[Action item] Copy each entry below exactly as it reads.

▽
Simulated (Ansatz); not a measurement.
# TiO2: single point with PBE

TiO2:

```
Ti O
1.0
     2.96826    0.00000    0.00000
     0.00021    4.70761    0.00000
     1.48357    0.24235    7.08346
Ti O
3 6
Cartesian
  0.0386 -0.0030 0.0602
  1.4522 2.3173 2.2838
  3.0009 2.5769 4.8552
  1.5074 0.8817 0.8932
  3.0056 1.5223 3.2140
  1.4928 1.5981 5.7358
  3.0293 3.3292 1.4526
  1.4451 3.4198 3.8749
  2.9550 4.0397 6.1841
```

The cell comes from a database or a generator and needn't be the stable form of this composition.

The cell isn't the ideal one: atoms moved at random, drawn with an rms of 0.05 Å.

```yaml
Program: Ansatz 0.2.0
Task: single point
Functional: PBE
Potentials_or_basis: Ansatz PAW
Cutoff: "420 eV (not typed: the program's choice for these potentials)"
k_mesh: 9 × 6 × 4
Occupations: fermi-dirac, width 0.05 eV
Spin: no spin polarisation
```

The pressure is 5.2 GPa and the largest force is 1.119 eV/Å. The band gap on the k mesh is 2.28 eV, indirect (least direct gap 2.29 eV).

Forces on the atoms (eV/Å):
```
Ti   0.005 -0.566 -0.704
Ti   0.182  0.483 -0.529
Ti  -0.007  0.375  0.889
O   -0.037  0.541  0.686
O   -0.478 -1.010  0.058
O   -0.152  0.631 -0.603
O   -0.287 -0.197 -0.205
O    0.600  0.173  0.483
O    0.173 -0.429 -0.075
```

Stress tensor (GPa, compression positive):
△

[Answer section]
Simulated (Ansatz); not a measurement.
# TiO2: single point with PBE

TiO2:

```
Ti O
1.0
     2.96826    0.00000    0.00000
     0.00021    4.70761    0.00000
     1.48357    0.24235    7.08346
Ti O
3 6
Cartesian
  0.0386 -0.0030 0.0602
  1.4522 2.3173 2.2838
  3.0009 2.5769 4.8552
  1.5074 0.8817 0.8932
  3.0056 1.5223 3.2140
  1.4928 1.5981 5.7358
  3.0293 3.3292 1.4526
  1.4451 3.4198 3.8749
  2.9550 4.0397 6.1841
```

The cell comes from a database or a generator and needn't be the stable form of this composition.

The cell isn't the ideal one: atoms moved at random, drawn with an rms of 0.05 Å.

```yaml
Program: Ansatz 0.2.0
Task: single point
Functional: PBE
Potentials_or_basis: Ansatz PAW
Cutoff: "420 eV (not typed: the program's choice for these potentials)"
k_mesh: 9 × 6 × 4
Occupations: fermi-dirac, width 0.05 eV
Spin: no spin polarisation
```

The pressure is 5.2 GPa and the largest force is 1.119 eV/Å. The band gap on the k mesh is 2.28 eV, indirect (least direct gap 2.29 eV).

Forces on the atoms (eV/Å):
```
Ti   0.005 -0.566 -0.704
Ti   0.182  0.483 -0.529
Ti  -0.007  0.375  0.889
O   -0.037  0.541  0.686
O   -0.478 -1.010  0.058
O   -0.152  0.631 -0.603
O   -0.287 -0.197 -0.205
O    0.600  0.173  0.483
O    0.173 -0.429 -0.075
```

Stress tensor (GPa, compression positive):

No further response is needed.